WORK INSTRUCTION ->
Please write out the listing beneath this sentence exactly, from its first line to the line with "Problem. Where does the relaxation end?", and stop there.

DATA UNDER STUDY ->
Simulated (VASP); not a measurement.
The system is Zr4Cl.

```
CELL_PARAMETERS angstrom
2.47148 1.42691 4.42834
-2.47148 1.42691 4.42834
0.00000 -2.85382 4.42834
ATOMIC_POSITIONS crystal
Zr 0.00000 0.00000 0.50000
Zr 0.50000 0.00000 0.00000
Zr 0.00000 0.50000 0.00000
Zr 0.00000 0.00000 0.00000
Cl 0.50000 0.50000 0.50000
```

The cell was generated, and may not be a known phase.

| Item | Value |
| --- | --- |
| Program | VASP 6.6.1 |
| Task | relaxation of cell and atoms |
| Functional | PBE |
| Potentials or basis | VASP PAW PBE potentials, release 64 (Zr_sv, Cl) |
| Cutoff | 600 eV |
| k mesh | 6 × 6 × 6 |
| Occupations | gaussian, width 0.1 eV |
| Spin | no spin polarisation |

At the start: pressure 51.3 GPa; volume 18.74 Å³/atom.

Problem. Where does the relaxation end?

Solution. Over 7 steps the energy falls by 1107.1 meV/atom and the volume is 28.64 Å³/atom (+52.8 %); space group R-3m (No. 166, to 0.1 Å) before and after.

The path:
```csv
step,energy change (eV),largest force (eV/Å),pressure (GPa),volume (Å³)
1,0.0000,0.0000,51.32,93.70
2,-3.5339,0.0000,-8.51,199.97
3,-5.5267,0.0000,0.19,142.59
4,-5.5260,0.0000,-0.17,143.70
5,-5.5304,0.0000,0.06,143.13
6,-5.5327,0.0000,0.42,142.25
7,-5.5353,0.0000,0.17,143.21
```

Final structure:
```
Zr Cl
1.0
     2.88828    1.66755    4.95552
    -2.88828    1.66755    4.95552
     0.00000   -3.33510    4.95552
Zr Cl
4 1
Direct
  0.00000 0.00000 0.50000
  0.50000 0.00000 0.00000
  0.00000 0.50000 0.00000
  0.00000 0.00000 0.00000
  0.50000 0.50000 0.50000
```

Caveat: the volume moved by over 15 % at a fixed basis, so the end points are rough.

WRITTEN RESPONSE ->
Simulated (VASP); not a measurement.
The system is Zr4Cl.

```
CELL_PARAMETERS angstrom
2.47148 1.42691 4.42834
-2.47148 1.42691 4.42834
0.00000 -2.85382 4.42834
ATOMIC_POSITIONS crystal
Zr 0.00000 0.00000 0.50000
Zr 0.50000 0.00000 0.00000
Zr 0.00000 0.50000 0.00000
Zr 0.00000 0.00000 0.00000
Cl 0.50000 0.50000 0.50000
```

The cell was generated, and may not be a known phase.

| Item | Value |
| --- | --- |
| Program | VASP 6.6.1 |
| Task | relaxation of cell and atoms |
| Functional | PBE |
| Potentials or basis | VASP PAW PBE potentials, release 64 (Zr_sv, Cl) |
| Cutoff | 600 eV |
| k mesh | 6 × 6 × 6 |
| Occupations | gaussian, width 0.1 eV |
| Spin | no spin polarisation |

At the start: pressure 51.3 GPa; volume 18.74 Å³/atom.

Problem. Where does the relaxation end?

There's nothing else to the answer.